WORK ORDER: Would you write out, word for word, each line of the records below from the top through the one holding "C. Pnma (No."?

*** Block opens ***

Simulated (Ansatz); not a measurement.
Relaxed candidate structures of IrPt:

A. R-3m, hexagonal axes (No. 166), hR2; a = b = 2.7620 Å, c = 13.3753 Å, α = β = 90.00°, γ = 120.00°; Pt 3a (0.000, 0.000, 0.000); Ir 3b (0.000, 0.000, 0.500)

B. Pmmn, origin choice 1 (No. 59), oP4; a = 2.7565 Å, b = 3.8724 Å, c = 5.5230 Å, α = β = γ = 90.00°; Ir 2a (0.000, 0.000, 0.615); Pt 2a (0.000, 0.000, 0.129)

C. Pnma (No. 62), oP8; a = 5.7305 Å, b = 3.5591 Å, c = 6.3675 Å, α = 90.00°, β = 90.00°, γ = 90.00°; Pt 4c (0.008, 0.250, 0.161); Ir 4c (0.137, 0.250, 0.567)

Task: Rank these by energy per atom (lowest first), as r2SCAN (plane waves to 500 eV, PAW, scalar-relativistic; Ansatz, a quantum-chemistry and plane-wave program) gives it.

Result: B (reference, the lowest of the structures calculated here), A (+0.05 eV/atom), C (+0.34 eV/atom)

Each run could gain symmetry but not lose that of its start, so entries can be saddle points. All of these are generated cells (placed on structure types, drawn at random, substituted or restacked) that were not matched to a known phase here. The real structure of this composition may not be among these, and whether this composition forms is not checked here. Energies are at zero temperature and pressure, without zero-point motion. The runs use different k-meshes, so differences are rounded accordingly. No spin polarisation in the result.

*** Block closes ***

EXERCISE RESPONSE:
Simulated (Ansatz); not a measurement.
Relaxed candidate structures of IrPt:

A. R-3m, hexagonal axes (No. 166), hR2; a = b = 2.7620 Å, c = 13.3753 Å, α = β = 90.00°, γ = 120.00°; Pt 3a (0.000, 0.000, 0.000); Ir 3b (0.000, 0.000, 0.500)

B. Pmmn, origin choice 1 (No. 59), oP4; a = 2.7565 Å, b = 3.8724 Å, c = 5.5230 Å, α = β = γ = 90.00°; Ir 2a (0.000, 0.000, 0.615); Pt 2a (0.000, 0.000, 0.129)

C. Pnma (No. 62), oP8; a = 5.7305 Å, b = 3.5591 Å, c = 6.3675 Å, α = 90.00°, β = 90.00°, γ = 90.00°; Pt 4c (0.008, 0.250, 0.161); Ir 4c (0.137, 0.250, 0.567)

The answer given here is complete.